REQUIREMENT >>
This exercise asks for the whole listing to be restated exactly.

#####

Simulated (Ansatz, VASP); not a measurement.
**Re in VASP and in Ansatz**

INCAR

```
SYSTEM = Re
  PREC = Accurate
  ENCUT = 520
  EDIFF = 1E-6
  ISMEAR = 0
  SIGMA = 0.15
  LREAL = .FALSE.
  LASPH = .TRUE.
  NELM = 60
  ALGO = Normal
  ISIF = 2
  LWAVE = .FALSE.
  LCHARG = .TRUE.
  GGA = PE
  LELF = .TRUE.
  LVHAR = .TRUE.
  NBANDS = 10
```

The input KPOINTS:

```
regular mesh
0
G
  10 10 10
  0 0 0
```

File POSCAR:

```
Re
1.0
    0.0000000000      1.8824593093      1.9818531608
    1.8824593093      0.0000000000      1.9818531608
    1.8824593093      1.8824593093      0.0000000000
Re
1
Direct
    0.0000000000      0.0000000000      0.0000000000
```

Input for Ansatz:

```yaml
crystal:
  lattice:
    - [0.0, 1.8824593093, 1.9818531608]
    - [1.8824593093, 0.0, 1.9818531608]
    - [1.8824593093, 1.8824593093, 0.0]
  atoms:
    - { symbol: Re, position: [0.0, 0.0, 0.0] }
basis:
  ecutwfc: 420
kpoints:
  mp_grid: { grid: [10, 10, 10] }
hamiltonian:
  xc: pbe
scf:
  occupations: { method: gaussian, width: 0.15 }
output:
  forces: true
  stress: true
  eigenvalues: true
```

#####

TASK SOLUTION >>
Simulated (Ansatz, VASP); not a measurement.
**Re in VASP and in Ansatz**

INCAR

```
SYSTEM = Re
  PREC = Accurate
  ENCUT = 520
  EDIFF = 1E-6
  ISMEAR = 0
  SIGMA = 0.15
  LREAL = .FALSE.
  LASPH = .TRUE.
  NELM = 60
  ALGO = Normal
  ISIF = 2
  LWAVE = .FALSE.
  LCHARG = .TRUE.
  GGA = PE
  LELF = .TRUE.
  LVHAR = .TRUE.
  NBANDS = 10
```

The input KPOINTS:

```
regular mesh
0
G
  10 10 10
  0 0 0
```

File POSCAR:

```
Re
1.0
    0.0000000000      1.8824593093      1.9818531608
    1.8824593093      0.0000000000      1.9818531608
    1.8824593093      1.8824593093      0.0000000000
Re
1
Direct
    0.0000000000      0.0000000000      0.0000000000
```

Input for Ansatz:

```yaml
crystal:
  lattice:
    - [0.0, 1.8824593093, 1.9818531608]
    - [1.8824593093, 0.0, 1.9818531608]
    - [1.8824593093, 1.8824593093, 0.0]
  atoms:
    - { symbol: Re, position: [0.0, 0.0, 0.0] }
basis:
  ecutwfc: 420
kpoints:
  mp_grid: { grid: [10, 10, 10] }
hamiltonian:
  xc: pbe
scf:
  occupations: { method: gaussian, width: 0.15 }
output:
  forces: true
  stress: true
  eigenvalues: true
```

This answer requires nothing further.